(DATA EXCERPTS)

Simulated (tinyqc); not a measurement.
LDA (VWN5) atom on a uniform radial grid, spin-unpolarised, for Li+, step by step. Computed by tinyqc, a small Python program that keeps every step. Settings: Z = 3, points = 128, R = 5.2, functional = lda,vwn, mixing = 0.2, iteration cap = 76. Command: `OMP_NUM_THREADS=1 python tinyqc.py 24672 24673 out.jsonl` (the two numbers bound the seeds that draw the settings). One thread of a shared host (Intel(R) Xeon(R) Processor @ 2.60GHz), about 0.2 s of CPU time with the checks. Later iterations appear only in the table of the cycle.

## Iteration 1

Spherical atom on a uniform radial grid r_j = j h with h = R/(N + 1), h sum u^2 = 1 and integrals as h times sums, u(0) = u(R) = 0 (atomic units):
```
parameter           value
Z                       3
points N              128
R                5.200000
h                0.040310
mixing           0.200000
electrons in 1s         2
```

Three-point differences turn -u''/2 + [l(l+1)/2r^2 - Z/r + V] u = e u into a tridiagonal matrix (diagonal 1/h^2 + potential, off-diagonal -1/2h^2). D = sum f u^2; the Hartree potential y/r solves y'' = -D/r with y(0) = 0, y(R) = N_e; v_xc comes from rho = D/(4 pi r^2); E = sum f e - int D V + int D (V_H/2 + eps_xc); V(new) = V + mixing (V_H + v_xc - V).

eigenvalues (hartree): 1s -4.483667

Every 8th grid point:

(End DATA EXCERPTS)

→ **EXERCISE**: From the first line to the last, give the data again exactly.

→ **EXERCISE SOLUTION**:
Simulated (tinyqc); not a measurement.
LDA (VWN5) atom on a uniform radial grid, spin-unpolarised, for Li+, step by step. Computed by tinyqc, a small Python program that keeps every step. Settings: Z = 3, points = 128, R = 5.2, functional = lda,vwn, mixing = 0.2, iteration cap = 76. Command: `OMP_NUM_THREADS=1 python tinyqc.py 24672 24673 out.jsonl` (the two numbers bound the seeds that draw the settings). One thread of a shared host (Intel(R) Xeon(R) Processor @ 2.60GHz), about 0.2 s of CPU time with the checks. Later iterations appear only in the table of the cycle.

## Iteration 1

Spherical atom on a uniform radial grid r_j = j h with h = R/(N + 1), h sum u^2 = 1 and integrals as h times sums, u(0) = u(R) = 0 (atomic units):
```
parameter           value
Z                       3
points N              128
R                5.200000
h                0.040310
mixing           0.200000
electrons in 1s         2
```

Three-point differences turn -u''/2 + [l(l+1)/2r^2 - Z/r + V] u = e u into a tridiagonal matrix (diagonal 1/h^2 + potential, off-diagonal -1/2h^2). D = sum f u^2; the Hartree potential y/r solves y'' = -D/r with y(0) = 0, y(R) = N_e; v_xc comes from rho = D/(4 pi r^2); E = sum f e - int D V + int D (V_H/2 + eps_xc); V(new) = V + mixing (V_H + v_xc - V).

eigenvalues (hartree): 1s -4.483667

Every 8th grid point:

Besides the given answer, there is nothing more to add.